> [Assigned task]
Recreate the entire listing that appears below, exactly.

■ ■ ■ ■ ■ ■ ■

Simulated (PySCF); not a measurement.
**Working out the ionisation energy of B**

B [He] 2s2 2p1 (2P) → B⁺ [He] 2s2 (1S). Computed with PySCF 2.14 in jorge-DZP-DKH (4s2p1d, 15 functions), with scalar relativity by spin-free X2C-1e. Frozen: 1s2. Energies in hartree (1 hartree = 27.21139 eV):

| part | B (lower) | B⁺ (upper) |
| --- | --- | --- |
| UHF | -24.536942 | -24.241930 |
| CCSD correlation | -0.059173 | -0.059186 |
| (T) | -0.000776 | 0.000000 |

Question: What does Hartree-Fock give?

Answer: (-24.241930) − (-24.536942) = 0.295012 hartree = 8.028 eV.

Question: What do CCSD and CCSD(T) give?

■ ■ ■ ■ ■ ■ ■

> [Answer space]
Simulated (PySCF); not a measurement.
**Working out the ionisation energy of B**

B [He] 2s2 2p1 (2P) → B⁺ [He] 2s2 (1S). Computed with PySCF 2.14 in jorge-DZP-DKH (4s2p1d, 15 functions), with scalar relativity by spin-free X2C-1e. Frozen: 1s2. Energies in hartree (1 hartree = 27.21139 eV):

| part | B (lower) | B⁺ (upper) |
| --- | --- | --- |
| UHF | -24.536942 | -24.241930 |
| CCSD correlation | -0.059173 | -0.059186 |
| (T) | -0.000776 | 0.000000 |

Question: What does Hartree-Fock give?

Answer: (-24.241930) − (-24.536942) = 0.295012 hartree = 8.028 eV.

Question: What do CCSD and CCSD(T) give?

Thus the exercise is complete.